• DATA EXCERPTS
[Start of Attachment]

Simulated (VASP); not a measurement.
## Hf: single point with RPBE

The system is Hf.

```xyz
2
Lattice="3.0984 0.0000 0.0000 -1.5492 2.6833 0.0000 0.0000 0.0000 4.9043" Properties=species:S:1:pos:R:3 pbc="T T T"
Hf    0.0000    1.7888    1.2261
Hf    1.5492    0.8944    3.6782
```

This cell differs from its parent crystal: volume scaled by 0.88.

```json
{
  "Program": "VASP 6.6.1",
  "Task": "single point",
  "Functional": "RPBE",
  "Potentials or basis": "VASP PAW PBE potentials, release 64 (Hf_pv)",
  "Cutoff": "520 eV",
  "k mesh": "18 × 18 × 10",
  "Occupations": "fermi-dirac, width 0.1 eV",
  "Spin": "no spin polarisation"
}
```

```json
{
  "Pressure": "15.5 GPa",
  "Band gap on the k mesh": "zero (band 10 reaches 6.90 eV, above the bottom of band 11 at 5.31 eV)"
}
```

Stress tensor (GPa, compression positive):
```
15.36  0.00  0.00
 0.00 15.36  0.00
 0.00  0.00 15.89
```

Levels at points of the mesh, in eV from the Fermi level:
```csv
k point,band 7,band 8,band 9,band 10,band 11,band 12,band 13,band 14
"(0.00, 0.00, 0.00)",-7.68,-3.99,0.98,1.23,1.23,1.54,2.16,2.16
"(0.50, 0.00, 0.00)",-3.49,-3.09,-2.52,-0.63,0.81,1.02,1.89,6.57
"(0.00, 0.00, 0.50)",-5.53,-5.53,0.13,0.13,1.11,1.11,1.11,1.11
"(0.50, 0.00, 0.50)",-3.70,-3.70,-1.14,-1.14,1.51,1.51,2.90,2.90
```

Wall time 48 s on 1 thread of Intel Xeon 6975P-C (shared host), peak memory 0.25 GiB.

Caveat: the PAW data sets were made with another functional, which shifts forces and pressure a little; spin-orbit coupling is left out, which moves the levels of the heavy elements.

[End of Attachment]

• BRIEF
Quote, word for word, every line from the top of the entries through the line that holds "Wall time 48".

• RESPONSE
Simulated (VASP); not a measurement.
## Hf: single point with RPBE

The system is Hf.

```xyz
2
Lattice="3.0984 0.0000 0.0000 -1.5492 2.6833 0.0000 0.0000 0.0000 4.9043" Properties=species:S:1:pos:R:3 pbc="T T T"
Hf    0.0000    1.7888    1.2261
Hf    1.5492    0.8944    3.6782
```

This cell differs from its parent crystal: volume scaled by 0.88.

```json
{
  "Program": "VASP 6.6.1",
  "Task": "single point",
  "Functional": "RPBE",
  "Potentials or basis": "VASP PAW PBE potentials, release 64 (Hf_pv)",
  "Cutoff": "520 eV",
  "k mesh": "18 × 18 × 10",
  "Occupations": "fermi-dirac, width 0.1 eV",
  "Spin": "no spin polarisation"
}
```

```json
{
  "Pressure": "15.5 GPa",
  "Band gap on the k mesh": "zero (band 10 reaches 6.90 eV, above the bottom of band 11 at 5.31 eV)"
}
```

Stress tensor (GPa, compression positive):
```
15.36  0.00  0.00
 0.00 15.36  0.00
 0.00  0.00 15.89
```

Levels at points of the mesh, in eV from the Fermi level:
```csv
k point,band 7,band 8,band 9,band 10,band 11,band 12,band 13,band 14
"(0.00, 0.00, 0.00)",-7.68,-3.99,0.98,1.23,1.23,1.54,2.16,2.16
"(0.50, 0.00, 0.00)",-3.49,-3.09,-2.52,-0.63,0.81,1.02,1.89,6.57
"(0.00, 0.00, 0.50)",-5.53,-5.53,0.13,0.13,1.11,1.11,1.11,1.11
"(0.50, 0.00, 0.50)",-3.70,-3.70,-1.14,-1.14,1.51,1.51,2.90,2.90
```

Wall time 48 s on 1 thread of Intel Xeon 6975P-C (shared host), peak memory 0.25 GiB.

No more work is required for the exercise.